**Exercise**
For the entries below, the expected answer is the line with "so a positive", the line with "## How the numbers were made", and every line between them, exactly as written, and nothing more.

**Data shown**
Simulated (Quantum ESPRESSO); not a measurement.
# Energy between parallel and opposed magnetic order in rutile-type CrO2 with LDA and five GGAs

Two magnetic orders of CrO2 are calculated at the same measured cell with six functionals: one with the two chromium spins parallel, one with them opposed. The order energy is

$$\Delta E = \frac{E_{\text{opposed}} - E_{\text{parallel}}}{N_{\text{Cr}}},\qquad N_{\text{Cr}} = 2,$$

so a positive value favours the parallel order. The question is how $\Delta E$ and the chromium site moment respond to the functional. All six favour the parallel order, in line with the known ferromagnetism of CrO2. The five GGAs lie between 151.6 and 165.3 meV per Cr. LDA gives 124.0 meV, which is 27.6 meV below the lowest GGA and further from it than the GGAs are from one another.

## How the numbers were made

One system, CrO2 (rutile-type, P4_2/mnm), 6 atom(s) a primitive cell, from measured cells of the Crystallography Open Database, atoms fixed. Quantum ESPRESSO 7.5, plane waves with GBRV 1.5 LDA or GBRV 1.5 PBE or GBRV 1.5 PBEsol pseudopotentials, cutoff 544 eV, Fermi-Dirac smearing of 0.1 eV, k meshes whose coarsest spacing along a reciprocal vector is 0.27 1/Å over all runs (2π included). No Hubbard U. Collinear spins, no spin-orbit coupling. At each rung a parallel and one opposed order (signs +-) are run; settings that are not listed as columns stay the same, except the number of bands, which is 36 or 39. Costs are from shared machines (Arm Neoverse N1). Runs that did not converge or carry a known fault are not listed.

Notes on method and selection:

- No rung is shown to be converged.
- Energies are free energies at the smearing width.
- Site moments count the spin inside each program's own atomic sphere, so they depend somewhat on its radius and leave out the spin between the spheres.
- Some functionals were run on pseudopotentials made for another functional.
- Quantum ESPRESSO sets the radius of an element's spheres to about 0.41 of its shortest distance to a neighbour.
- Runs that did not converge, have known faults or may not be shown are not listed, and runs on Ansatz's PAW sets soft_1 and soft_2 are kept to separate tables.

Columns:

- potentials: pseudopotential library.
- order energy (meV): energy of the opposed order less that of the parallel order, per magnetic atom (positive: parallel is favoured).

**Answer space**
so a positive value favours the parallel order. The question is how $\Delta E$ and the chromium site moment respond to the functional. All six favour the parallel order, in line with the known ferromagnetism of CrO2. The five GGAs lie between 151.6 and 165.3 meV per Cr. LDA gives 124.0 meV, which is 27.6 meV below the lowest GGA and further from it than the GGAs are from one another.

## How the numbers were made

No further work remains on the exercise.